Assigned task
Reproduce the data in full, exactly as it appears.

Available data
....................

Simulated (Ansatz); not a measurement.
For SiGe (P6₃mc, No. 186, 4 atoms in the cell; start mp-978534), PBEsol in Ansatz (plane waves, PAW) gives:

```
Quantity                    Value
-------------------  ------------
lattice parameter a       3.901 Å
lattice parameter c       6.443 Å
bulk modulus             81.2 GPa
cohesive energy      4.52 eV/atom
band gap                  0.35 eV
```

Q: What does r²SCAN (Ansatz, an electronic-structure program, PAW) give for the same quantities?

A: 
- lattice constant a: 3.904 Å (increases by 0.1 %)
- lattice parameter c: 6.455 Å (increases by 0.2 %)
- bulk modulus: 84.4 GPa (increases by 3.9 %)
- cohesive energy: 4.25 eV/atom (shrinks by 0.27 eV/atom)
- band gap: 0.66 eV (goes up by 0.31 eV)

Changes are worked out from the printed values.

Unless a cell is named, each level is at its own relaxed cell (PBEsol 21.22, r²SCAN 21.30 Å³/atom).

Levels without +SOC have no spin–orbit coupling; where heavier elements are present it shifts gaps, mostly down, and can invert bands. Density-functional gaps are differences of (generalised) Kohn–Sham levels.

....................

Response
Simulated (Ansatz); not a measurement.
For SiGe (P6₃mc, No. 186, 4 atoms in the cell; start mp-978534), PBEsol in Ansatz (plane waves, PAW) gives:

```
Quantity                    Value
-------------------  ------------
lattice parameter a       3.901 Å
lattice parameter c       6.443 Å
bulk modulus             81.2 GPa
cohesive energy      4.52 eV/atom
band gap                  0.35 eV
```

Q: What does r²SCAN (Ansatz, an electronic-structure program, PAW) give for the same quantities?

A: 
- lattice constant a: 3.904 Å (increases by 0.1 %)
- lattice parameter c: 6.455 Å (increases by 0.2 %)
- bulk modulus: 84.4 GPa (increases by 3.9 %)
- cohesive energy: 4.25 eV/atom (shrinks by 0.27 eV/atom)
- band gap: 0.66 eV (goes up by 0.31 eV)

Changes are worked out from the printed values.

Unless a cell is named, each level is at its own relaxed cell (PBEsol 21.22, r²SCAN 21.30 Å³/atom).

Levels without +SOC have no spin–orbit coupling; where heavier elements are present it shifts gaps, mostly down, and can invert bands. Density-functional gaps are differences of (generalised) Kohn–Sham levels.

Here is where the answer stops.